* [Data to examine]
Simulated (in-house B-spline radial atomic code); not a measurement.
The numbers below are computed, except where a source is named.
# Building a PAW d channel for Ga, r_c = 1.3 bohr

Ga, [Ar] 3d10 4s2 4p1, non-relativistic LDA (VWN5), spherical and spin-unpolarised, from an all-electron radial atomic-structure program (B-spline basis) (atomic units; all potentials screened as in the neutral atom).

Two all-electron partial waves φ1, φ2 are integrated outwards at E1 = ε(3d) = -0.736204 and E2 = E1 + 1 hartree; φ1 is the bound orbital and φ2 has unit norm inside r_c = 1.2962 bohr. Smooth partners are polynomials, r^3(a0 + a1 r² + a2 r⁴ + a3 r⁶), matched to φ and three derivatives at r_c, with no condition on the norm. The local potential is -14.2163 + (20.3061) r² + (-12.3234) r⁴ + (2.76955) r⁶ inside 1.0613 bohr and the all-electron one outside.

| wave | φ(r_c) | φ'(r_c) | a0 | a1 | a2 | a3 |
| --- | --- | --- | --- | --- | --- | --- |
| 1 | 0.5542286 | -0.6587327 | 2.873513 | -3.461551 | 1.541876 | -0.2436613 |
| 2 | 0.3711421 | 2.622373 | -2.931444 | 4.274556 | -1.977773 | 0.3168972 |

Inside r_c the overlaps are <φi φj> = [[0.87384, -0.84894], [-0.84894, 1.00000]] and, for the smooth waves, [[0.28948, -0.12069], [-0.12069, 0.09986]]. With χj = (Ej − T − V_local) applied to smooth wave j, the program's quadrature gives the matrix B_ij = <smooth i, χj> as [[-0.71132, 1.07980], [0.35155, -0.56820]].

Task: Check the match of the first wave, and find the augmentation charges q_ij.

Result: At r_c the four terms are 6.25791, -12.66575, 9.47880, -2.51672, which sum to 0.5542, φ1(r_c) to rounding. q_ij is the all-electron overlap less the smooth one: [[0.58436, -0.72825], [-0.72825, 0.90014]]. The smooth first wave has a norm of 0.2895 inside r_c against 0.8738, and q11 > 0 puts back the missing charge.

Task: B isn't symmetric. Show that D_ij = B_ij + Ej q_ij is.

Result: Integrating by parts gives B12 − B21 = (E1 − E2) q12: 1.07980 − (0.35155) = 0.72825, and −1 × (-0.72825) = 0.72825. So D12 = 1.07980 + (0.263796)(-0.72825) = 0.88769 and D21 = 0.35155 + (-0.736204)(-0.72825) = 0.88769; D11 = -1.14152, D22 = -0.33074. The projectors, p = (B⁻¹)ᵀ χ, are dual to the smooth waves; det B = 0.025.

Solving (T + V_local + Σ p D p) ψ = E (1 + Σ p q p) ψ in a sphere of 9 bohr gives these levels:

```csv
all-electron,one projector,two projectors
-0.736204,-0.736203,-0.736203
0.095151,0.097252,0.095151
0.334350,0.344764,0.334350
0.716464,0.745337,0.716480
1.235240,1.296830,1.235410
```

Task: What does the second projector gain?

* [Assignment] Once the line containing "Ga, [Ar] 3d10" has been retyped, stop. Begin at the first line of the material and reproduce every line up to it exactly.

* [Task output]
Simulated (in-house B-spline radial atomic code); not a measurement.
The numbers below are computed, except where a source is named.
# Building a PAW d channel for Ga, r_c = 1.3 bohr

Ga, [Ar] 3d10 4s2 4p1, non-relativistic LDA (VWN5), spherical and spin-unpolarised, from an all-electron radial atomic-structure program (B-spline basis) (atomic units; all potentials screened as in the neutral atom).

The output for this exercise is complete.